Work instruction
Reproduce the listing below exactly, from its first line down to and including the line with "Isomers of C7H8F".

Provided information
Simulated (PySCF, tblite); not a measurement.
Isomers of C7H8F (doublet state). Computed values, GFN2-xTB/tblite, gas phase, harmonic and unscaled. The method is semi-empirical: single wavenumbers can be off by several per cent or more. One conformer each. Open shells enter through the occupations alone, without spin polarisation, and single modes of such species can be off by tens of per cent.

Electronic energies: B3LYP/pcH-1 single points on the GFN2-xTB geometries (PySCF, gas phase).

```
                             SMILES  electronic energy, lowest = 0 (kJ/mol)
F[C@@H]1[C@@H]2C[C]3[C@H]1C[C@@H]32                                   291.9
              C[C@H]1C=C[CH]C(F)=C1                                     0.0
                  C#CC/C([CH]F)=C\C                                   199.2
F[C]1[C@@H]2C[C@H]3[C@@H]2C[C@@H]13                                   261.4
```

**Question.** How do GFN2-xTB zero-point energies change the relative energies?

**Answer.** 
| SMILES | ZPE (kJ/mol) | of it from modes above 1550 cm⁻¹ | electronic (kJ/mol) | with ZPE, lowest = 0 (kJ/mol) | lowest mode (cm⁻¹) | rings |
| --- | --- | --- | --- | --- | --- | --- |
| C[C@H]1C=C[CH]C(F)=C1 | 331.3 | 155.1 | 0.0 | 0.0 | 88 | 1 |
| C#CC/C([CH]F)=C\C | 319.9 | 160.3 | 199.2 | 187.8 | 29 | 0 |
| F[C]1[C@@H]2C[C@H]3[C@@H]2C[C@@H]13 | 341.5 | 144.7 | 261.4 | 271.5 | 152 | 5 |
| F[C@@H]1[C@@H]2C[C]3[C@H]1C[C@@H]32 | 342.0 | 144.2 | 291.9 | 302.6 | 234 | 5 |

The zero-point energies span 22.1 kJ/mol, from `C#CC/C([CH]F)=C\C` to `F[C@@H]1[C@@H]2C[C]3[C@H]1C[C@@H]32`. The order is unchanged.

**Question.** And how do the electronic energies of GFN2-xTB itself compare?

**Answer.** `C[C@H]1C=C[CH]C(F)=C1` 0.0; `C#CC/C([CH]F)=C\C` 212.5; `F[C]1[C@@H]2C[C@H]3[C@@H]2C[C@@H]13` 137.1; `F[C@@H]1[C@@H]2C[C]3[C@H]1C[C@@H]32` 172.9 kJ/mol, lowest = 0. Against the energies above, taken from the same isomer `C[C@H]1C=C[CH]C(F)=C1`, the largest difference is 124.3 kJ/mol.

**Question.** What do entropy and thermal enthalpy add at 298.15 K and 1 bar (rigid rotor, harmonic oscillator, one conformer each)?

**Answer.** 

Result
Simulated (PySCF, tblite); not a measurement.
Isomers of C7H8F (doublet state). Computed values, GFN2-xTB/tblite, gas phase, harmonic and unscaled. The method is semi-empirical: single wavenumbers can be off by several per cent or more. One conformer each. Open shells enter through the occupations alone, without spin polarisation, and single modes of such species can be off by tens of per cent.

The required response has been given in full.